Exercise: Copy every record below, exactly as written.

▼

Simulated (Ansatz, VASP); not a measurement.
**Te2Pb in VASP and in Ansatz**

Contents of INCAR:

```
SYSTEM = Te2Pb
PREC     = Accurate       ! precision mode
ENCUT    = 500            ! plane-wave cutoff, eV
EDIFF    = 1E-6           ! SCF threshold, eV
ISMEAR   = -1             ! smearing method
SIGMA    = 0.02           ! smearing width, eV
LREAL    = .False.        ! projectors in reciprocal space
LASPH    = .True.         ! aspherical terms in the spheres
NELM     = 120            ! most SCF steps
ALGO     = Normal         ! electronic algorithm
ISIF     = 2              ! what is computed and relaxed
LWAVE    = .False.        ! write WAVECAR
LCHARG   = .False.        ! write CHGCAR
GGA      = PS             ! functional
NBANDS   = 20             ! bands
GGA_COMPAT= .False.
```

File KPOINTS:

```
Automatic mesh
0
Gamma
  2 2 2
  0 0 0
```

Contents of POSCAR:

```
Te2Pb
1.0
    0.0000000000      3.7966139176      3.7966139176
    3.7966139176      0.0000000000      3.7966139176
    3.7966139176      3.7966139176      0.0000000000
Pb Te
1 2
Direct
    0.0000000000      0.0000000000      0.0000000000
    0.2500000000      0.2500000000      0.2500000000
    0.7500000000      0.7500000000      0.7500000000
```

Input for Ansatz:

▲

Written answer:
Simulated (Ansatz, VASP); not a measurement.
**Te2Pb in VASP and in Ansatz**

Contents of INCAR:

```
SYSTEM = Te2Pb
PREC     = Accurate       ! precision mode
ENCUT    = 500            ! plane-wave cutoff, eV
EDIFF    = 1E-6           ! SCF threshold, eV
ISMEAR   = -1             ! smearing method
SIGMA    = 0.02           ! smearing width, eV
LREAL    = .False.        ! projectors in reciprocal space
LASPH    = .True.         ! aspherical terms in the spheres
NELM     = 120            ! most SCF steps
ALGO     = Normal         ! electronic algorithm
ISIF     = 2              ! what is computed and relaxed
LWAVE    = .False.        ! write WAVECAR
LCHARG   = .False.        ! write CHGCAR
GGA      = PS             ! functional
NBANDS   = 20             ! bands
GGA_COMPAT= .False.
```

File KPOINTS:

```
Automatic mesh
0
Gamma
  2 2 2
  0 0 0
```

Contents of POSCAR:

```
Te2Pb
1.0
    0.0000000000      3.7966139176      3.7966139176
    3.7966139176      0.0000000000      3.7966139176
    3.7966139176      3.7966139176      0.0000000000
Pb Te
1 2
Direct
    0.0000000000      0.0000000000      0.0000000000
    0.2500000000      0.2500000000      0.2500000000
    0.7500000000      0.7500000000      0.7500000000
```

Input for Ansatz:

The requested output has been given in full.